►

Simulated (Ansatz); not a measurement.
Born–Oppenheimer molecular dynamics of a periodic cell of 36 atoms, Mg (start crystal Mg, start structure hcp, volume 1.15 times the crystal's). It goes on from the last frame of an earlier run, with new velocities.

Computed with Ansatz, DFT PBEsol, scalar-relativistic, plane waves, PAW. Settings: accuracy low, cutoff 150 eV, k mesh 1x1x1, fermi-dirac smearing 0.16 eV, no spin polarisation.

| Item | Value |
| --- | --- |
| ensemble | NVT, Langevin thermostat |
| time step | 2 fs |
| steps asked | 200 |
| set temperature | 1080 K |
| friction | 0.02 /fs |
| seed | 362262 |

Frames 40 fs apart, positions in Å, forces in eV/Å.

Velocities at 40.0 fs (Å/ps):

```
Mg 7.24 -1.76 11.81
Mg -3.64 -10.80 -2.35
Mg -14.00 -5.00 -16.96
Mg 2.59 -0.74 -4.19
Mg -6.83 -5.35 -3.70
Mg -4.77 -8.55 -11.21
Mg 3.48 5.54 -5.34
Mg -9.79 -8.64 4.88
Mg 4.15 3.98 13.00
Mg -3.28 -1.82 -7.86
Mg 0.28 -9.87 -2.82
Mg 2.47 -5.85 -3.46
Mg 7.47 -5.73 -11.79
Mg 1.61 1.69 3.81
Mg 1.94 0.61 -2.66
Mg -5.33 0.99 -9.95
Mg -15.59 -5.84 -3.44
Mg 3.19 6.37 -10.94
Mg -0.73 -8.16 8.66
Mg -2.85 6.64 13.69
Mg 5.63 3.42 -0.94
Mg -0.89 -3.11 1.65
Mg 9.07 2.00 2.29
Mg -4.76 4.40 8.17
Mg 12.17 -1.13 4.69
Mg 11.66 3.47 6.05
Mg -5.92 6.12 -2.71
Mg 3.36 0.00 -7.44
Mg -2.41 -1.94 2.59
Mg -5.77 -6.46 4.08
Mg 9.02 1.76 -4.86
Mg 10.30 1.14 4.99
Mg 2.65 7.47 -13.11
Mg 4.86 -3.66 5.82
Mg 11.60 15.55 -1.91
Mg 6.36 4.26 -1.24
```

◄

▶ Work order
Please give back, exactly as it stands above, the stretch from the line with "Computed with Ansatz, DFT" through the line with "seed | 362262 |", and no line outside it.

▶ Written reply
Computed with Ansatz, DFT PBEsol, scalar-relativistic, plane waves, PAW. Settings: accuracy low, cutoff 150 eV, k mesh 1x1x1, fermi-dirac smearing 0.16 eV, no spin polarisation.

| Item | Value |
| --- | --- |
| ensemble | NVT, Langevin thermostat |
| time step | 2 fs |
| steps asked | 200 |
| set temperature | 1080 K |
| friction | 0.02 /fs |
| seed | 362262 |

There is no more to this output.